Required action> Copy out the first line of the listing and every line after it, exactly, until you have copied the line containing "SiF6-2 (50 %), HF".

Entries provided Block Start
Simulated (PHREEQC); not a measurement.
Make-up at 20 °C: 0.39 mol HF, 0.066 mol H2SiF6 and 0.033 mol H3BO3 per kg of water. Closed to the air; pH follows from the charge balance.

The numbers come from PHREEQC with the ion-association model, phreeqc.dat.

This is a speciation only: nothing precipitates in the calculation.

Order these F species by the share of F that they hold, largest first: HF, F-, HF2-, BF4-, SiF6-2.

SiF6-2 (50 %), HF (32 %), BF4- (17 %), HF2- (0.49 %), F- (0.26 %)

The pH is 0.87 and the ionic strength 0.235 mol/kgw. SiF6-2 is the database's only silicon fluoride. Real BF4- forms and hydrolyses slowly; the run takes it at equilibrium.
Entries provided Block End

Response box>
Simulated (PHREEQC); not a measurement.
Make-up at 20 °C: 0.39 mol HF, 0.066 mol H2SiF6 and 0.033 mol H3BO3 per kg of water. Closed to the air; pH follows from the charge balance.

The numbers come from PHREEQC with the ion-association model, phreeqc.dat.

This is a speciation only: nothing precipitates in the calculation.

Order these F species by the share of F that they hold, largest first: HF, F-, HF2-, BF4-, SiF6-2.

SiF6-2 (50 %), HF (32 %), BF4- (17 %), HF2- (0.49 %), F- (0.26 %)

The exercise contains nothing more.